Material supplied ::
_ _ _ _ _

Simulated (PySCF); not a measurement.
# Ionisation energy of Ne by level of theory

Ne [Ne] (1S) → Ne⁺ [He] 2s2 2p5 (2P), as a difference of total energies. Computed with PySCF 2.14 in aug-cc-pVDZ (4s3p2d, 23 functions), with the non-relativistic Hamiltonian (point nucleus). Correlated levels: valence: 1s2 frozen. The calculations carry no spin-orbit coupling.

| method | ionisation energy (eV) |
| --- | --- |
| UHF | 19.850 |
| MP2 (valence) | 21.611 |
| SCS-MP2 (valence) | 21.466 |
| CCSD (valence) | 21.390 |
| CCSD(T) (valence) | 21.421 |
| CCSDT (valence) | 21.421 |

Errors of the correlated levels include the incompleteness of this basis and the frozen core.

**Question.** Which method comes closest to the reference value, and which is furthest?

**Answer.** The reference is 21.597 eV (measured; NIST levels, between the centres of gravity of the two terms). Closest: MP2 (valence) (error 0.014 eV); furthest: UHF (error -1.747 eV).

_ _ _ _ _

Assignment :: Starting at the line that contains "(valence) | 21.611 |" and stopping after the line that contains "which is furthest?", write out every line exactly as it appears above, and no other line.

Task answer ::
| MP2 (valence) | 21.611 |
| SCS-MP2 (valence) | 21.466 |
| CCSD (valence) | 21.390 |
| CCSD(T) (valence) | 21.421 |
| CCSDT (valence) | 21.421 |

Errors of the correlated levels include the incompleteness of this basis and the frozen core.

**Question.** Which method comes closest to the reference value, and which is furthest?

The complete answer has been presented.